Work item: Please reproduce the full set of data below exactly.

──────── Supplied entries ────────

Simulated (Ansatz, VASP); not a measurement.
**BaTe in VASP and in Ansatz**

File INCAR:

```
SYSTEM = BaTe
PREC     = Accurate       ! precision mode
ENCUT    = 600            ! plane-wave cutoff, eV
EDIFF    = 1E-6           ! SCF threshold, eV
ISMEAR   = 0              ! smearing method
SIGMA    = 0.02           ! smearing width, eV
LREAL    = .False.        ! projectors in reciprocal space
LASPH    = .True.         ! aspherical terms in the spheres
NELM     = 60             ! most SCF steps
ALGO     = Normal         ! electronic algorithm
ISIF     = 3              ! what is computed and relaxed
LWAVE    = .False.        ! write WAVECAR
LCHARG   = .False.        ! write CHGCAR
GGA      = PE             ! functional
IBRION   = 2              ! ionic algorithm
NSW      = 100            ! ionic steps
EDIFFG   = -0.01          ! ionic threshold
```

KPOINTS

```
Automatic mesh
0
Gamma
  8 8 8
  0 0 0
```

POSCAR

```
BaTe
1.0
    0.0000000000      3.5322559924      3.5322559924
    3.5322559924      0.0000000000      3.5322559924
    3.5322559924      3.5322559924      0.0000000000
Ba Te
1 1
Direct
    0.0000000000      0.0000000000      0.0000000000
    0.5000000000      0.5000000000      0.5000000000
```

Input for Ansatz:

────────

Problem solution:
Simulated (Ansatz, VASP); not a measurement.
**BaTe in VASP and in Ansatz**

File INCAR:

```
SYSTEM = BaTe
PREC     = Accurate       ! precision mode
ENCUT    = 600            ! plane-wave cutoff, eV
EDIFF    = 1E-6           ! SCF threshold, eV
ISMEAR   = 0              ! smearing method
SIGMA    = 0.02           ! smearing width, eV
LREAL    = .False.        ! projectors in reciprocal space
LASPH    = .True.         ! aspherical terms in the spheres
NELM     = 60             ! most SCF steps
ALGO     = Normal         ! electronic algorithm
ISIF     = 3              ! what is computed and relaxed
LWAVE    = .False.        ! write WAVECAR
LCHARG   = .False.        ! write CHGCAR
GGA      = PE             ! functional
IBRION   = 2              ! ionic algorithm
NSW      = 100            ! ionic steps
EDIFFG   = -0.01          ! ionic threshold
```

KPOINTS

```
Automatic mesh
0
Gamma
  8 8 8
  0 0 0
```

POSCAR

```
BaTe
1.0
    0.0000000000      3.5322559924      3.5322559924
    3.5322559924      0.0000000000      3.5322559924
    3.5322559924      3.5322559924      0.0000000000
Ba Te
1 1
Direct
    0.0000000000      0.0000000000      0.0000000000
    0.5000000000      0.5000000000      0.5000000000
```

Input for Ansatz:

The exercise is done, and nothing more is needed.